Exercise
Copy out every line below without alteration.

Input data
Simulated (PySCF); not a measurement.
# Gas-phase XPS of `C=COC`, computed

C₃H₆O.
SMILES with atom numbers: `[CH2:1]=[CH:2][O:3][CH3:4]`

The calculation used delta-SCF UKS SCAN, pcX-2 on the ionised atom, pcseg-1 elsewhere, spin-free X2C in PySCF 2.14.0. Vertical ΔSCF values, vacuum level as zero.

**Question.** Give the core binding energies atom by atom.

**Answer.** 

Task output
Simulated (PySCF); not a measurement.
# Gas-phase XPS of `C=COC`, computed

C₃H₆O.
SMILES with atom numbers: `[CH2:1]=[CH:2][O:3][CH3:4]`

The calculation used delta-SCF UKS SCAN, pcX-2 on the ionised atom, pcseg-1 elsewhere, spin-free X2C in PySCF 2.14.0. Vertical ΔSCF values, vacuum level as zero.

**Question.** Give the core binding energies atom by atom.

**Answer.** 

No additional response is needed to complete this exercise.